* [WORK INSTRUCTION]
Please write out the data exactly, line by line.

*** DATA SHOWN

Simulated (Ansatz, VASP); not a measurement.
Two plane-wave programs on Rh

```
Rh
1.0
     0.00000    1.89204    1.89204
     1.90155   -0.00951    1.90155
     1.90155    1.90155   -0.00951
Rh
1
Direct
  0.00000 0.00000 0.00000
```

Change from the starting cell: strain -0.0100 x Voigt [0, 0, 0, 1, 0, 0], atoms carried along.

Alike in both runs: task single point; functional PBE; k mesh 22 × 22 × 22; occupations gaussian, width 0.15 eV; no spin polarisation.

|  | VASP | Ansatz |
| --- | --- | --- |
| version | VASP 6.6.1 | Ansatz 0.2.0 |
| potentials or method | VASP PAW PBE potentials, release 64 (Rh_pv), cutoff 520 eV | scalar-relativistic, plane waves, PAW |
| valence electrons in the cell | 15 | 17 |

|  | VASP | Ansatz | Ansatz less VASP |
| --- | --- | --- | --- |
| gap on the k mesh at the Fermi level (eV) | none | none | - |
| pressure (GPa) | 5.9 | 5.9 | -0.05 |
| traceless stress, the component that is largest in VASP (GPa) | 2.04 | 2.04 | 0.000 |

******

* [EXERCISE SOLUTION]
Simulated (Ansatz, VASP); not a measurement.
Two plane-wave programs on Rh

```
Rh
1.0
     0.00000    1.89204    1.89204
     1.90155   -0.00951    1.90155
     1.90155    1.90155   -0.00951
Rh
1
Direct
  0.00000 0.00000 0.00000
```

Change from the starting cell: strain -0.0100 x Voigt [0, 0, 0, 1, 0, 0], atoms carried along.

Alike in both runs: task single point; functional PBE; k mesh 22 × 22 × 22; occupations gaussian, width 0.15 eV; no spin polarisation.

|  | VASP | Ansatz |
| --- | --- | --- |
| version | VASP 6.6.1 | Ansatz 0.2.0 |
| potentials or method | VASP PAW PBE potentials, release 64 (Rh_pv), cutoff 520 eV | scalar-relativistic, plane waves, PAW |
| valence electrons in the cell | 15 | 17 |

|  | VASP | Ansatz | Ansatz less VASP |
| --- | --- | --- | --- |
| gap on the k mesh at the Fermi level (eV) | none | none | - |
| pressure (GPa) | 5.9 | 5.9 | -0.05 |
| traceless stress, the component that is largest in VASP (GPa) | 2.04 | 2.04 | 0.000 |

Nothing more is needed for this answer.